__ACTION ITEM__. Reproduce exactly the lines of the material beneath, from the line that contains "- Potentials or" to the line that contains "Question: Where does the relaxation end?", both included, and no other lines.

··· MATERIAL SHOWN ···
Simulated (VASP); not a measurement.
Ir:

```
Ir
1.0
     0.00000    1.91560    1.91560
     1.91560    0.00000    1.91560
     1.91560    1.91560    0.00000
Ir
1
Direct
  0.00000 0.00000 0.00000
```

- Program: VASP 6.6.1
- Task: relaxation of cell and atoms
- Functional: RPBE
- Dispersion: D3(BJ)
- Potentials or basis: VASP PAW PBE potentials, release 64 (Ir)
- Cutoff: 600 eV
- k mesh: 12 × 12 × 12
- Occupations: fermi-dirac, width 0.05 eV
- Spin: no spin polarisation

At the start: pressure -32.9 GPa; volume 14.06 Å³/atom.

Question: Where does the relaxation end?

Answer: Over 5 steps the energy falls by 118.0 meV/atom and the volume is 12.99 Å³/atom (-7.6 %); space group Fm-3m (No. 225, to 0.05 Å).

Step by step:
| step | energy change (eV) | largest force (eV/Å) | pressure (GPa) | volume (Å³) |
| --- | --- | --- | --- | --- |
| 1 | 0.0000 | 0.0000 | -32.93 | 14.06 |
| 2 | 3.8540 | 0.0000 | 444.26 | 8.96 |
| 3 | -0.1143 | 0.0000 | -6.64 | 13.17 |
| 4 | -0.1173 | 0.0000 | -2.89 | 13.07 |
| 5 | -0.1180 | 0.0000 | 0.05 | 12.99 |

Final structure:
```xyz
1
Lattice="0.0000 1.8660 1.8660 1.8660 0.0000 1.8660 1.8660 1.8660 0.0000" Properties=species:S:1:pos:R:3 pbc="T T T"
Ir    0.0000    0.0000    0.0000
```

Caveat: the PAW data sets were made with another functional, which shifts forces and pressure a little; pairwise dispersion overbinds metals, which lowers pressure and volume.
···

__ANSWER BOX__.
- Potentials or basis: VASP PAW PBE potentials, release 64 (Ir)
- Cutoff: 600 eV
- k mesh: 12 × 12 × 12
- Occupations: fermi-dirac, width 0.05 eV
- Spin: no spin polarisation

At the start: pressure -32.9 GPa; volume 14.06 Å³/atom.

Question: Where does the relaxation end?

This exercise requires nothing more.